EXERCISE DATA.
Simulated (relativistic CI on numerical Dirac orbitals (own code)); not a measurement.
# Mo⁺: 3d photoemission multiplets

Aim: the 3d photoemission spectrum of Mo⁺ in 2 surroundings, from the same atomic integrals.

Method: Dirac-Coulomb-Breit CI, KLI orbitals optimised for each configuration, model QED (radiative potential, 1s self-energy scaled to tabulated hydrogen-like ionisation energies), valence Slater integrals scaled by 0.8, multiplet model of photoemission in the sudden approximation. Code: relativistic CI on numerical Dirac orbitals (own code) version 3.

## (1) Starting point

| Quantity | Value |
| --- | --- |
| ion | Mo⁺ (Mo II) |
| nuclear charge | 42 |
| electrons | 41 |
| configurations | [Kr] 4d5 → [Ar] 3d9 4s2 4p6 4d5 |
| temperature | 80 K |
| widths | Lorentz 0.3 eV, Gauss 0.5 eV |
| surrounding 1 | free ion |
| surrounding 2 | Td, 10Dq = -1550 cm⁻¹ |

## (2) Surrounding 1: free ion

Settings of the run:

ACTION ITEM. Each entry above is to be transcribed word for word.

TASK ANSWER.
Simulated (relativistic CI on numerical Dirac orbitals (own code)); not a measurement.
# Mo⁺: 3d photoemission multiplets

Aim: the 3d photoemission spectrum of Mo⁺ in 2 surroundings, from the same atomic integrals.

Method: Dirac-Coulomb-Breit CI, KLI orbitals optimised for each configuration, model QED (radiative potential, 1s self-energy scaled to tabulated hydrogen-like ionisation energies), valence Slater integrals scaled by 0.8, multiplet model of photoemission in the sudden approximation. Code: relativistic CI on numerical Dirac orbitals (own code) version 3.

## (1) Starting point

| Quantity | Value |
| --- | --- |
| ion | Mo⁺ (Mo II) |
| nuclear charge | 42 |
| electrons | 41 |
| configurations | [Kr] 4d5 → [Ar] 3d9 4s2 4p6 4d5 |
| temperature | 80 K |
| widths | Lorentz 0.3 eV, Gauss 0.5 eV |
| surrounding 1 | free ion |
| surrounding 2 | Td, 10Dq = -1550 cm⁻¹ |

## (2) Surrounding 1: free ion

Settings of the run:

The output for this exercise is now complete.